BEGIN ENTRIES SHOWN

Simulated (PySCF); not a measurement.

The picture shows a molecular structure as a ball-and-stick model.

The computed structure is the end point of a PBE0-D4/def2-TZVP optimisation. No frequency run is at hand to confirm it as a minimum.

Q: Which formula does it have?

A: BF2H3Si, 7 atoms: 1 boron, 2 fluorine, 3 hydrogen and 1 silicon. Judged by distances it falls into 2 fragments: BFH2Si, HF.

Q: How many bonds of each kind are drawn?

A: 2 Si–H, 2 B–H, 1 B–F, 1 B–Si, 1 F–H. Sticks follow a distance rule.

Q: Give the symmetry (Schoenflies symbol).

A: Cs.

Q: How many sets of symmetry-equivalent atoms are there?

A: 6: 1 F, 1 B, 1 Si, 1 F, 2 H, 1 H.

END ENTRIES SHOWN

### ACTIVITY
Word for word, restate the lines of the listing above starting at the line with "A: 2 Si–H, 2" and ending at the line with "Q: How many sets", and nothing outside them.

### ANSWER BOX
A: 2 Si–H, 2 B–H, 1 B–F, 1 B–Si, 1 F–H. Sticks follow a distance rule.

Q: Give the symmetry (Schoenflies symbol).

A: Cs.

Q: How many sets of symmetry-equivalent atoms are there?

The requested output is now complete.